*** Supplied entries ***

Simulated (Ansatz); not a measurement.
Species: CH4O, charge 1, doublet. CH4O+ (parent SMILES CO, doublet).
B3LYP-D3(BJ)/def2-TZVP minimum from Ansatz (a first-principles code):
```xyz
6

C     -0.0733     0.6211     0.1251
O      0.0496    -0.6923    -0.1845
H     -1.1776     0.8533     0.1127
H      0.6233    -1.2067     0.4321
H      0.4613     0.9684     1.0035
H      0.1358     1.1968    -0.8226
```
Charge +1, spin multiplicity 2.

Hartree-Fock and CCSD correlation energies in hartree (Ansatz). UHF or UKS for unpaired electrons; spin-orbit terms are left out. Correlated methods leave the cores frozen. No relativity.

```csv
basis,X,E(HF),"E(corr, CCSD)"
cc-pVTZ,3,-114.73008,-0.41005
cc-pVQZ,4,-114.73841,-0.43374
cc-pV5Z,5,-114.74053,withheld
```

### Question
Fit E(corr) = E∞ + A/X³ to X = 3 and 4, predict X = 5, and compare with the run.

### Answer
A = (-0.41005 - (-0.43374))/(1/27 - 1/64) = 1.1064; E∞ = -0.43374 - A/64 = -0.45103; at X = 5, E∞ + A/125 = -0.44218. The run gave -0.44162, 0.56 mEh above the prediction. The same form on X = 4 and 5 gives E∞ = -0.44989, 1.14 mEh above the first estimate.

*** End of Supplied entries ***

> Assignment
Write out the listing's lines exactly, from its first line through the line that contains "Charge +1, spin multiplicity 2.", and stop there.

> Task solution
Simulated (Ansatz); not a measurement.
Species: CH4O, charge 1, doublet. CH4O+ (parent SMILES CO, doublet).
B3LYP-D3(BJ)/def2-TZVP minimum from Ansatz (a first-principles code):
```xyz
6

C     -0.0733     0.6211     0.1251
O      0.0496    -0.6923    -0.1845
H     -1.1776     0.8533     0.1127
H      0.6233    -1.2067     0.4321
H      0.4613     0.9684     1.0035
H      0.1358     1.1968    -0.8226
```
Charge +1, spin multiplicity 2.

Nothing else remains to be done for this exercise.